→ Assigned task: Down to the final line, return the records unchanged.

→ The data:
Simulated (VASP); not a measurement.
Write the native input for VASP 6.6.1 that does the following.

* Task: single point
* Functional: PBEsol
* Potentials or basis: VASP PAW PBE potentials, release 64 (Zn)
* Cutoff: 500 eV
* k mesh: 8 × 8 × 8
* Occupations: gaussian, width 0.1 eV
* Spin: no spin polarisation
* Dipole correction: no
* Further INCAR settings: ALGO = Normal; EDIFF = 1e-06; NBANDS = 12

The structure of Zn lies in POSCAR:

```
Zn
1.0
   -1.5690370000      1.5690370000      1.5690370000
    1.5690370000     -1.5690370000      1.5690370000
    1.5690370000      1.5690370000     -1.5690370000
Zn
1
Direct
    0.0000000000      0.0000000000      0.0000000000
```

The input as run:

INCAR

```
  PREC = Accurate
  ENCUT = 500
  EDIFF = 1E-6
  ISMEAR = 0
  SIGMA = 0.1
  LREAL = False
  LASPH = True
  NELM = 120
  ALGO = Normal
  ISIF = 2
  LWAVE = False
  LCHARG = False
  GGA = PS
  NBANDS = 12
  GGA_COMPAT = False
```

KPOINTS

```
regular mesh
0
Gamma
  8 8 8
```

→ Response:
Simulated (VASP); not a measurement.
Write the native input for VASP 6.6.1 that does the following.

* Task: single point
* Functional: PBEsol
* Potentials or basis: VASP PAW PBE potentials, release 64 (Zn)
* Cutoff: 500 eV
* k mesh: 8 × 8 × 8
* Occupations: gaussian, width 0.1 eV
* Spin: no spin polarisation
* Dipole correction: no
* Further INCAR settings: ALGO = Normal; EDIFF = 1e-06; NBANDS = 12

The structure of Zn lies in POSCAR:

```
Zn
1.0
   -1.5690370000      1.5690370000      1.5690370000
    1.5690370000     -1.5690370000      1.5690370000
    1.5690370000      1.5690370000     -1.5690370000
Zn
1
Direct
    0.0000000000      0.0000000000      0.0000000000
```

The input as run:

INCAR

```
  PREC = Accurate
  ENCUT = 500
  EDIFF = 1E-6
  ISMEAR = 0
  SIGMA = 0.1
  LREAL = False
  LASPH = True
  NELM = 120
  ALGO = Normal
  ISIF = 2
  LWAVE = False
  LCHARG = False
  GGA = PS
  NBANDS = 12
  GGA_COMPAT = False
```

KPOINTS

```
regular mesh
0
Gamma
  8 8 8
```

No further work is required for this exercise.